# WORK ORDER
Reproduce, from the lines below, exactly the stretch that begins at the line containing "1.164 | 7.99e-03 |" and ends at the line containing "1.237 | 3.88e-02 |", both included.

# RECORDS SHOWN
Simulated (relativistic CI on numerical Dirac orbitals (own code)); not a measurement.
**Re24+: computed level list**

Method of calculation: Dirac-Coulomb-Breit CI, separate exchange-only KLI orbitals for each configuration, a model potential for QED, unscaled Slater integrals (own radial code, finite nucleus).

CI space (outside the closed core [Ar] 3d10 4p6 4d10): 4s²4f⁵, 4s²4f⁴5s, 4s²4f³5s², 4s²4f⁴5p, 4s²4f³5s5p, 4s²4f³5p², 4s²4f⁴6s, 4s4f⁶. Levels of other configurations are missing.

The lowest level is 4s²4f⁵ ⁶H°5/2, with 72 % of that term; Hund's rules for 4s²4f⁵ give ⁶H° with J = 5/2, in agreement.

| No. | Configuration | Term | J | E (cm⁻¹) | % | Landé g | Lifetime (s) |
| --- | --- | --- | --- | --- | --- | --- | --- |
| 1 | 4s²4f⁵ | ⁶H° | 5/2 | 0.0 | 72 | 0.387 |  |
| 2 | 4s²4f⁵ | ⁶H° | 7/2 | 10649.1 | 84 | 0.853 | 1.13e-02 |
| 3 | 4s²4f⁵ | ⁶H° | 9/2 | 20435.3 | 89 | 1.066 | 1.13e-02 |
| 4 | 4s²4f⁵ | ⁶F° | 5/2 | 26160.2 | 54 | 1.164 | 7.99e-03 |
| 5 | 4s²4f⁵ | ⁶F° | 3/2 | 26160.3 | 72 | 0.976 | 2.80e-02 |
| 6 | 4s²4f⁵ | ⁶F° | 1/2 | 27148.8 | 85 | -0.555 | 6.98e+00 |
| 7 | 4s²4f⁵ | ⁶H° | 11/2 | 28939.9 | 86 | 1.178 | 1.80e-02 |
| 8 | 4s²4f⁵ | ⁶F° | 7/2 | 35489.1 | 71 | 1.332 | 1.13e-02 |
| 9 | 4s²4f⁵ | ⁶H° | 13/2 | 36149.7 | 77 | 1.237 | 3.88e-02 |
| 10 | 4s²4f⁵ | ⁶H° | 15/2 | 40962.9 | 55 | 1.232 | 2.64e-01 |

# PROBLEM SOLUTION
| 4 | 4s²4f⁵ | ⁶F° | 5/2 | 26160.2 | 54 | 1.164 | 7.99e-03 |
| 5 | 4s²4f⁵ | ⁶F° | 3/2 | 26160.3 | 72 | 0.976 | 2.80e-02 |
| 6 | 4s²4f⁵ | ⁶F° | 1/2 | 27148.8 | 85 | -0.555 | 6.98e+00 |
| 7 | 4s²4f⁵ | ⁶H° | 11/2 | 28939.9 | 86 | 1.178 | 1.80e-02 |
| 8 | 4s²4f⁵ | ⁶F° | 7/2 | 35489.1 | 71 | 1.332 | 1.13e-02 |
| 9 | 4s²4f⁵ | ⁶H° | 13/2 | 36149.7 | 77 | 1.237 | 3.88e-02 |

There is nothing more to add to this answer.